Work task:
Each line from the opening of the records that follow to the line with "SMILES with atom" needs to be written out exactly. Add nothing.

Content starts
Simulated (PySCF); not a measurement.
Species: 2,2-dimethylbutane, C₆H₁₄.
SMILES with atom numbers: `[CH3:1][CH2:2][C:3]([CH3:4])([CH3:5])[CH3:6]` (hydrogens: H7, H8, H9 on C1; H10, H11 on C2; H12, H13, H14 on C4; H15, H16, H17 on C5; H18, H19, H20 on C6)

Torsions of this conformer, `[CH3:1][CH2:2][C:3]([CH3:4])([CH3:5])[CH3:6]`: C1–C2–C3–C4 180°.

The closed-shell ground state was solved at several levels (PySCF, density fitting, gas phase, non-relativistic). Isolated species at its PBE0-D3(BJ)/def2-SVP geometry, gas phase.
Content ends

Task response:
Simulated (PySCF); not a measurement.
Species: 2,2-dimethylbutane, C₆H₁₄.
SMILES with atom numbers: `[CH3:1][CH2:2][C:3]([CH3:4])([CH3:5])[CH3:6]` (hydrogens: H7, H8, H9 on C1; H10, H11 on C2; H12, H13, H14 on C4; H15, H16, H17 on C5; H18, H19, H20 on C6)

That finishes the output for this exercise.